── DATA RECORDS

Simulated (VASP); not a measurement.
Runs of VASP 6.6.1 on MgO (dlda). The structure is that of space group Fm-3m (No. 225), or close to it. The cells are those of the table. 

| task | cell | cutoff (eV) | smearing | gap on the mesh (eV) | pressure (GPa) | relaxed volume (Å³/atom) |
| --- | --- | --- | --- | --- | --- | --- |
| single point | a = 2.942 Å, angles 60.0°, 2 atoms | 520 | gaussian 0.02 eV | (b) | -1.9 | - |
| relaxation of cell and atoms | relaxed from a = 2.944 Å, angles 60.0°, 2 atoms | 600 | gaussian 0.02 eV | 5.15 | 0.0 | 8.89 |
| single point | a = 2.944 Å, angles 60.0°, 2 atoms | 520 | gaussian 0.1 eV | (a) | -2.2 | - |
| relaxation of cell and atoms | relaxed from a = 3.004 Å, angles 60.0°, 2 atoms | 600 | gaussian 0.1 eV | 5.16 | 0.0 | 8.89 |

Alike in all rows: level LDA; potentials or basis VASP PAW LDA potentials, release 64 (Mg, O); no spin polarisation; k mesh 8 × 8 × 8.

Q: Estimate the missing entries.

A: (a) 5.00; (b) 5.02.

────

• _BRIEF_: Exact duplication is required for the lines above, from the line that contains "Alike in all" to the line that contains "Q: Estimate the missing entries.", inclusive; omit all others.

• _WRITTEN SOLUTION_:
Alike in all rows: level LDA; potentials or basis VASP PAW LDA potentials, release 64 (Mg, O); no spin polarisation; k mesh 8 × 8 × 8.

Q: Estimate the missing entries.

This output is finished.